Assignment. Restate the records exactly. Include all of them.

--- START ---
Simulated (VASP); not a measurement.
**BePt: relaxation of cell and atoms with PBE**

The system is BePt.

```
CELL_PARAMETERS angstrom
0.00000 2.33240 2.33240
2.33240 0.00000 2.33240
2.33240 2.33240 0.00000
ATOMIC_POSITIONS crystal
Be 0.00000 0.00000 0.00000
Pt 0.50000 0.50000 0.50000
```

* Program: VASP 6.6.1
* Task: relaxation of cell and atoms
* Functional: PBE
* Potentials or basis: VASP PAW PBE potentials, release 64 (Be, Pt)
--- END ---

Response area.
Simulated (VASP); not a measurement.
**BePt: relaxation of cell and atoms with PBE**

The system is BePt.

```
CELL_PARAMETERS angstrom
0.00000 2.33240 2.33240
2.33240 0.00000 2.33240
2.33240 2.33240 0.00000
ATOMIC_POSITIONS crystal
Be 0.00000 0.00000 0.00000
Pt 0.50000 0.50000 0.50000
```

* Program: VASP 6.6.1
* Task: relaxation of cell and atoms
* Functional: PBE
* Potentials or basis: VASP PAW PBE potentials, release 64 (Be, Pt)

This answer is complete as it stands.